__DATA EXTRACT__
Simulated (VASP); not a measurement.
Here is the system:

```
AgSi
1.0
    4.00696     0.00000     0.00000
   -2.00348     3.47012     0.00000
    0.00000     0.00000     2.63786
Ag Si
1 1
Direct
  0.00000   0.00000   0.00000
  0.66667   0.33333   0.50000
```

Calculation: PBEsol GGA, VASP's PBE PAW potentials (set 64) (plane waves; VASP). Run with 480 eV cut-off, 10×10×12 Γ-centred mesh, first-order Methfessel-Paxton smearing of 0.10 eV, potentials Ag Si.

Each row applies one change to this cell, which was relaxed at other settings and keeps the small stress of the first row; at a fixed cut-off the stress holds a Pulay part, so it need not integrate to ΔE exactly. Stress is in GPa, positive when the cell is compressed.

__ACTIVITY__
Write out the material from the first line to the last, exactly.

__YOUR SOLUTION__
Simulated (VASP); not a measurement.
Here is the system:

```
AgSi
1.0
    4.00696     0.00000     0.00000
   -2.00348     3.47012     0.00000
    0.00000     0.00000     2.63786
Ag Si
1 1
Direct
  0.00000   0.00000   0.00000
  0.66667   0.33333   0.50000
```

Calculation: PBEsol GGA, VASP's PBE PAW potentials (set 64) (plane waves; VASP). Run with 480 eV cut-off, 10×10×12 Γ-centred mesh, first-order Methfessel-Paxton smearing of 0.10 eV, potentials Ag Si.

Each row applies one change to this cell, which was relaxed at other settings and keeps the small stress of the first row; at a fixed cut-off the stress holds a Pulay part, so it need not integrate to ΔE exactly. Stress is in GPa, positive when the cell is compressed.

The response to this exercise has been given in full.